(Data provided Opens)
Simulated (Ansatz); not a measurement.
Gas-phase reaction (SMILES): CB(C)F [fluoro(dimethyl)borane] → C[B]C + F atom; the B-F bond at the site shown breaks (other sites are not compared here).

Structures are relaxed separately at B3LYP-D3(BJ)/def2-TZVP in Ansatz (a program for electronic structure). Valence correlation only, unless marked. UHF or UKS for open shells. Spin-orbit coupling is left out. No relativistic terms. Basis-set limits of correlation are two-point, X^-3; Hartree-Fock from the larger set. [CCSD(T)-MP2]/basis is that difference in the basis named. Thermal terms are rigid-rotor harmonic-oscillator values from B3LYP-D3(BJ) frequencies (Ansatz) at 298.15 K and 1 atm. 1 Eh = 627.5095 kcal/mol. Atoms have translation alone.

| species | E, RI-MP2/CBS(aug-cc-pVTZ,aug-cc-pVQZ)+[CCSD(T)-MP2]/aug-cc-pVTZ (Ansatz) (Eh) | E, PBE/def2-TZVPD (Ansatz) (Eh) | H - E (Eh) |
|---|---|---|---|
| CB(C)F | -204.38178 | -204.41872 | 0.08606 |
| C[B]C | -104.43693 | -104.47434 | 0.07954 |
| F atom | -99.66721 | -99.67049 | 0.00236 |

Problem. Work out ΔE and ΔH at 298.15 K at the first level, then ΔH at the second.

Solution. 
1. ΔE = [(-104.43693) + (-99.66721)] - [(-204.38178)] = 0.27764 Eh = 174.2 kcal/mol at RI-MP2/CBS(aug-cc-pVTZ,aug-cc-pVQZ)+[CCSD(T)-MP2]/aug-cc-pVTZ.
(Data provided Closes)

Beginning with the top line of the data above, output every line exactly until the one that contains "Gas-phase reaction (SMILES): CB(C)F", and include that one too.

* Task answer *
Simulated (Ansatz); not a measurement.
Gas-phase reaction (SMILES): CB(C)F [fluoro(dimethyl)borane] → C[B]C + F atom; the B-F bond at the site shown breaks (other sites are not compared here).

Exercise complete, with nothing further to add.